ACTIVITY
From the first line of the material through the line containing "0.85 eV, direct.", restate everything word for word and nothing more.

RECORD EXTRACTS
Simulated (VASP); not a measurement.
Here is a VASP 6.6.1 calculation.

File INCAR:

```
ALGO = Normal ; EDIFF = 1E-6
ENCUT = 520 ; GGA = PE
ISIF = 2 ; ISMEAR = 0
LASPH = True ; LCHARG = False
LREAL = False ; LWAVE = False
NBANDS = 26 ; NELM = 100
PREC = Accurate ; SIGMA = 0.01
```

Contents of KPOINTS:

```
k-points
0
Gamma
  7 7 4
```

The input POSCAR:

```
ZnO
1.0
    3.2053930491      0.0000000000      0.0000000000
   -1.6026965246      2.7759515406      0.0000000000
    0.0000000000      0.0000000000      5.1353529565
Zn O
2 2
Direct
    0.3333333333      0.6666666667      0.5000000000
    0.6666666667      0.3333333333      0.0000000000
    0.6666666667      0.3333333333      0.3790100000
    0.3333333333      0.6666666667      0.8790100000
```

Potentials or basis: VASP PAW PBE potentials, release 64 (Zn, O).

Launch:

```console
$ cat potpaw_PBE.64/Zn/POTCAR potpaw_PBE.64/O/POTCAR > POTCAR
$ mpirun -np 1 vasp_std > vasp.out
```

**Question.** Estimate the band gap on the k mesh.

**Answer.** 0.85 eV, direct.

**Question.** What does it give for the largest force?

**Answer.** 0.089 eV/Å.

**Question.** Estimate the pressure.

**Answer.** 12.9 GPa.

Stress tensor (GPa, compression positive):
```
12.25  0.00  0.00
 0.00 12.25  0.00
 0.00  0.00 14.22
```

TASK OUTPUT
Simulated (VASP); not a measurement.
Here is a VASP 6.6.1 calculation.

File INCAR:

```
ALGO = Normal ; EDIFF = 1E-6
ENCUT = 520 ; GGA = PE
ISIF = 2 ; ISMEAR = 0
LASPH = True ; LCHARG = False
LREAL = False ; LWAVE = False
NBANDS = 26 ; NELM = 100
PREC = Accurate ; SIGMA = 0.01
```

Contents of KPOINTS:

```
k-points
0
Gamma
  7 7 4
```

The input POSCAR:

```
ZnO
1.0
    3.2053930491      0.0000000000      0.0000000000
   -1.6026965246      2.7759515406      0.0000000000
    0.0000000000      0.0000000000      5.1353529565
Zn O
2 2
Direct
    0.3333333333      0.6666666667      0.5000000000
    0.6666666667      0.3333333333      0.0000000000
    0.6666666667      0.3333333333      0.3790100000
    0.3333333333      0.6666666667      0.8790100000
```

Potentials or basis: VASP PAW PBE potentials, release 64 (Zn, O).

Launch:

```console
$ cat potpaw_PBE.64/Zn/POTCAR potpaw_PBE.64/O/POTCAR > POTCAR
$ mpirun -np 1 vasp_std > vasp.out
```

**Question.** Estimate the band gap on the k mesh.

**Answer.** 0.85 eV, direct.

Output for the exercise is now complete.